---*---

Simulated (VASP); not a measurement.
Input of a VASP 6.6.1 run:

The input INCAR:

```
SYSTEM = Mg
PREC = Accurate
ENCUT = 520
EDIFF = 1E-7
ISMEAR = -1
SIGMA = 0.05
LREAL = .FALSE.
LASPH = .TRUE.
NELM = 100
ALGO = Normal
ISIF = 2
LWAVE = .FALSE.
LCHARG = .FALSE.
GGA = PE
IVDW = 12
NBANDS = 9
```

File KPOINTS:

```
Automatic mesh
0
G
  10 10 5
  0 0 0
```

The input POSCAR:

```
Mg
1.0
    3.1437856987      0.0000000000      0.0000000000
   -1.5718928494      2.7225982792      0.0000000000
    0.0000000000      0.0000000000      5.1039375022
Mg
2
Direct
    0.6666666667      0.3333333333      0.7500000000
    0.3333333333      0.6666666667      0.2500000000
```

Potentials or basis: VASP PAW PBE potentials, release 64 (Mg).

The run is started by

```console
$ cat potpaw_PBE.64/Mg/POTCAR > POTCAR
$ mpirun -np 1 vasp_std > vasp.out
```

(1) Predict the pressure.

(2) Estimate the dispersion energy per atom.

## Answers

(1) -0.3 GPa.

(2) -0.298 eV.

---*---

__WORK REQUEST__
Every entry must be duplicated exactly as it stands.

__RESPONSE BOX__
Simulated (VASP); not a measurement.
Input of a VASP 6.6.1 run:

The input INCAR:

```
SYSTEM = Mg
PREC = Accurate
ENCUT = 520
EDIFF = 1E-7
ISMEAR = -1
SIGMA = 0.05
LREAL = .FALSE.
LASPH = .TRUE.
NELM = 100
ALGO = Normal
ISIF = 2
LWAVE = .FALSE.
LCHARG = .FALSE.
GGA = PE
IVDW = 12
NBANDS = 9
```

File KPOINTS:

```
Automatic mesh
0
G
  10 10 5
  0 0 0
```

The input POSCAR:

```
Mg
1.0
    3.1437856987      0.0000000000      0.0000000000
   -1.5718928494      2.7225982792      0.0000000000
    0.0000000000      0.0000000000      5.1039375022
Mg
2
Direct
    0.6666666667      0.3333333333      0.7500000000
    0.3333333333      0.6666666667      0.2500000000
```

Potentials or basis: VASP PAW PBE potentials, release 64 (Mg).

The run is started by

```console
$ cat potpaw_PBE.64/Mg/POTCAR > POTCAR
$ mpirun -np 1 vasp_std > vasp.out
```

(1) Predict the pressure.

(2) Estimate the dispersion energy per atom.

## Answers

(1) -0.3 GPa.

(2) -0.298 eV.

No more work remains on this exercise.